# [ACTIVITY]
Print the lines that run from the line with "The run is started by" to the line with "Q: Estimate the wall time of this run.", keeping both end lines, exactly as they appear in the entries below, and nothing else.

.....
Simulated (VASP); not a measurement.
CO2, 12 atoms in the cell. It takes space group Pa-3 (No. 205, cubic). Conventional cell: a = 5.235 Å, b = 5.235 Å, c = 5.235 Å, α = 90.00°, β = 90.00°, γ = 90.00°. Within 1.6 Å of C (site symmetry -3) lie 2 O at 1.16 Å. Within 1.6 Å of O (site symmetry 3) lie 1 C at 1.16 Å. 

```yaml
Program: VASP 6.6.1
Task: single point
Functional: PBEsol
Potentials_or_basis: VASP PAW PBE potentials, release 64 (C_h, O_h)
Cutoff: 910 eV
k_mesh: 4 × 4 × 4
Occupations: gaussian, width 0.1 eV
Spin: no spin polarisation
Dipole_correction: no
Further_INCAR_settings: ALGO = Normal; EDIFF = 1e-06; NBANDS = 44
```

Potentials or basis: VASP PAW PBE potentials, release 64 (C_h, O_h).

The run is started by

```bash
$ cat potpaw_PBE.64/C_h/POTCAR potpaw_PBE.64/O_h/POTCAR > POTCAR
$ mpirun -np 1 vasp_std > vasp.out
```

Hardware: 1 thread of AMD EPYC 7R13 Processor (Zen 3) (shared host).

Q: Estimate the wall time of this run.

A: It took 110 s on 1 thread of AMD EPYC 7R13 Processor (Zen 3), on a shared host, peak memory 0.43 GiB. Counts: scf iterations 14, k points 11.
.....

# [SOLUTION]
The run is started by

```bash
$ cat potpaw_PBE.64/C_h/POTCAR potpaw_PBE.64/O_h/POTCAR > POTCAR
$ mpirun -np 1 vasp_std > vasp.out
```

Hardware: 1 thread of AMD EPYC 7R13 Processor (Zen 3) (shared host).

Q: Estimate the wall time of this run.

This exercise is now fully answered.